▸ REQUIRED ACTION:
Set out the listing word for word. End with the line that contains "Caveat: the k".

▸ DATASET:
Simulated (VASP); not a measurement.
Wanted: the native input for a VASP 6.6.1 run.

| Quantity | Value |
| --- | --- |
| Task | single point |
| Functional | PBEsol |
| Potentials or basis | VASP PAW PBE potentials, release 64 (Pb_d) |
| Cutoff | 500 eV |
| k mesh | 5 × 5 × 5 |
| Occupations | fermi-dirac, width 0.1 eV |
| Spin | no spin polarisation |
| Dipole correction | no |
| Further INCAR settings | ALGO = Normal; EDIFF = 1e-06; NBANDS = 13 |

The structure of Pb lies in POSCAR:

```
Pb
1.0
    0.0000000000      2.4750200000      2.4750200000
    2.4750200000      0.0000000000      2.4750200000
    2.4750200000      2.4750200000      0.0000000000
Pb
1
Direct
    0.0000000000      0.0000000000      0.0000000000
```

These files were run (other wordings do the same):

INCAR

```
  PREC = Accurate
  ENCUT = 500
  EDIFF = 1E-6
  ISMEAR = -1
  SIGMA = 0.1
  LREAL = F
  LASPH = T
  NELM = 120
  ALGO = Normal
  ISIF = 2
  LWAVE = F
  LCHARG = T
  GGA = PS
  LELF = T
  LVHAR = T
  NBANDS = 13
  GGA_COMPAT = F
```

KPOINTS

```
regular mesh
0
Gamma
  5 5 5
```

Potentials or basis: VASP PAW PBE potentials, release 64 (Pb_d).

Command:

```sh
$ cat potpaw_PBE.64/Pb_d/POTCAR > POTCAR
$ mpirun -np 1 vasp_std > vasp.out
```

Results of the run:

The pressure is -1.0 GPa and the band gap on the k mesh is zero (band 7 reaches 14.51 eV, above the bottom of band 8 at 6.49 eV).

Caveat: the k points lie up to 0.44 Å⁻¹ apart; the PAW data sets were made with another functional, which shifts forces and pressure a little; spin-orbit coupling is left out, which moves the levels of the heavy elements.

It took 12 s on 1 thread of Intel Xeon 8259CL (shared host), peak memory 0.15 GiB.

▸ ANSWER SECTION:
Simulated (VASP); not a measurement.
Wanted: the native input for a VASP 6.6.1 run.

| Quantity | Value |
| --- | --- |
| Task | single point |
| Functional | PBEsol |
| Potentials or basis | VASP PAW PBE potentials, release 64 (Pb_d) |
| Cutoff | 500 eV |
| k mesh | 5 × 5 × 5 |
| Occupations | fermi-dirac, width 0.1 eV |
| Spin | no spin polarisation |
| Dipole correction | no |
| Further INCAR settings | ALGO = Normal; EDIFF = 1e-06; NBANDS = 13 |

The structure of Pb lies in POSCAR:

```
Pb
1.0
    0.0000000000      2.4750200000      2.4750200000
    2.4750200000      0.0000000000      2.4750200000
    2.4750200000      2.4750200000      0.0000000000
Pb
1
Direct
    0.0000000000      0.0000000000      0.0000000000
```

These files were run (other wordings do the same):

INCAR

```
  PREC = Accurate
  ENCUT = 500
  EDIFF = 1E-6
  ISMEAR = -1
  SIGMA = 0.1
  LREAL = F
  LASPH = T
  NELM = 120
  ALGO = Normal
  ISIF = 2
  LWAVE = F
  LCHARG = T
  GGA = PS
  LELF = T
  LVHAR = T
  NBANDS = 13
  GGA_COMPAT = F
```

KPOINTS

```
regular mesh
0
Gamma
  5 5 5
```

Potentials or basis: VASP PAW PBE potentials, release 64 (Pb_d).

Command:

```sh
$ cat potpaw_PBE.64/Pb_d/POTCAR > POTCAR
$ mpirun -np 1 vasp_std > vasp.out
```

Results of the run:

The pressure is -1.0 GPa and the band gap on the k mesh is zero (band 7 reaches 14.51 eV, above the bottom of band 8 at 6.49 eV).

Caveat: the k points lie up to 0.44 Å⁻¹ apart; the PAW data sets were made with another functional, which shifts forces and pressure a little; spin-orbit coupling is left out, which moves the levels of the heavy elements.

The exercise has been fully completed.